### RECORDED DATA
....
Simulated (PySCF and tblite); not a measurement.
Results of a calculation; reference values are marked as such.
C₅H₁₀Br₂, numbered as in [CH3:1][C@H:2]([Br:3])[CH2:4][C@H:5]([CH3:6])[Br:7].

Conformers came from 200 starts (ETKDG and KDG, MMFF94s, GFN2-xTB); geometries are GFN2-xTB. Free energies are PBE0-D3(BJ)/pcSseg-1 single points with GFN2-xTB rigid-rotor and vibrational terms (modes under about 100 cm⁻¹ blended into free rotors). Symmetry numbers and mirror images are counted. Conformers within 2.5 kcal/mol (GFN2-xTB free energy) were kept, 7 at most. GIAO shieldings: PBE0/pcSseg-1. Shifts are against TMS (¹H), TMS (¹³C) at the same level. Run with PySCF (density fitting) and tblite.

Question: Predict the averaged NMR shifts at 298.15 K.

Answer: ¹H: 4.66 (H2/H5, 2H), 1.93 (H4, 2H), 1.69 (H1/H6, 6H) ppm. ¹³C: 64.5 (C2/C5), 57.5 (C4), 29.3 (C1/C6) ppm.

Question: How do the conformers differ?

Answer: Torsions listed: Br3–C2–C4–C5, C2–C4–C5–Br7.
....

### WORK INSTRUCTION
Copy every line of the material, please, keeping it exactly the same.

### RESPONSE
Simulated (PySCF and tblite); not a measurement.
Results of a calculation; reference values are marked as such.
C₅H₁₀Br₂, numbered as in [CH3:1][C@H:2]([Br:3])[CH2:4][C@H:5]([CH3:6])[Br:7].

Conformers came from 200 starts (ETKDG and KDG, MMFF94s, GFN2-xTB); geometries are GFN2-xTB. Free energies are PBE0-D3(BJ)/pcSseg-1 single points with GFN2-xTB rigid-rotor and vibrational terms (modes under about 100 cm⁻¹ blended into free rotors). Symmetry numbers and mirror images are counted. Conformers within 2.5 kcal/mol (GFN2-xTB free energy) were kept, 7 at most. GIAO shieldings: PBE0/pcSseg-1. Shifts are against TMS (¹H), TMS (¹³C) at the same level. Run with PySCF (density fitting) and tblite.

Question: Predict the averaged NMR shifts at 298.15 K.

Answer: ¹H: 4.66 (H2/H5, 2H), 1.93 (H4, 2H), 1.69 (H1/H6, 6H) ppm. ¹³C: 64.5 (C2/C5), 57.5 (C4), 29.3 (C1/C6) ppm.

Question: How do the conformers differ?

Answer: Torsions listed: Br3–C2–C4–C5, C2–C4–C5–Br7.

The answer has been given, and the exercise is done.